*** Extracted material Section Begins ***

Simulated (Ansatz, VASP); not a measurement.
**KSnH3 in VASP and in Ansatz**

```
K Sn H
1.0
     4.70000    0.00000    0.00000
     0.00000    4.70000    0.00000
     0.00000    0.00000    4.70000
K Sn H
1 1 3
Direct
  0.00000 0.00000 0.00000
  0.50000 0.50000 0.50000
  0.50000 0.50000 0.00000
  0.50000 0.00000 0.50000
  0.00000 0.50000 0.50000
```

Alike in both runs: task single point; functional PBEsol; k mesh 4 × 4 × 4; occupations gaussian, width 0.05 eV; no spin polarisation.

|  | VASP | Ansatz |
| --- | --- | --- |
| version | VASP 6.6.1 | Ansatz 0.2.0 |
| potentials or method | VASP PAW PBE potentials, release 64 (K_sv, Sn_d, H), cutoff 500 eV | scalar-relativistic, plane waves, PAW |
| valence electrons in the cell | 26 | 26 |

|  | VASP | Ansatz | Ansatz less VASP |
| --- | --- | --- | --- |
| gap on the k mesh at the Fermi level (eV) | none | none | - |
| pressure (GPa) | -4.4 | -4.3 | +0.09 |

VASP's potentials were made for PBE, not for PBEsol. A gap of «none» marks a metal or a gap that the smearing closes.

*** Extracted material Section Ends ***

● **Work item**
Please output every record, keeping each line exact.

● **Answer box**
Simulated (Ansatz, VASP); not a measurement.
**KSnH3 in VASP and in Ansatz**

```
K Sn H
1.0
     4.70000    0.00000    0.00000
     0.00000    4.70000    0.00000
     0.00000    0.00000    4.70000
K Sn H
1 1 3
Direct
  0.00000 0.00000 0.00000
  0.50000 0.50000 0.50000
  0.50000 0.50000 0.00000
  0.50000 0.00000 0.50000
  0.00000 0.50000 0.50000
```

Alike in both runs: task single point; functional PBEsol; k mesh 4 × 4 × 4; occupations gaussian, width 0.05 eV; no spin polarisation.

|  | VASP | Ansatz |
| --- | --- | --- |
| version | VASP 6.6.1 | Ansatz 0.2.0 |
| potentials or method | VASP PAW PBE potentials, release 64 (K_sv, Sn_d, H), cutoff 500 eV | scalar-relativistic, plane waves, PAW |
| valence electrons in the cell | 26 | 26 |

|  | VASP | Ansatz | Ansatz less VASP |
| --- | --- | --- | --- |
| gap on the k mesh at the Fermi level (eV) | none | none | - |
| pressure (GPa) | -4.4 | -4.3 | +0.09 |

VASP's potentials were made for PBE, not for PBEsol. A gap of «none» marks a metal or a gap that the smearing closes.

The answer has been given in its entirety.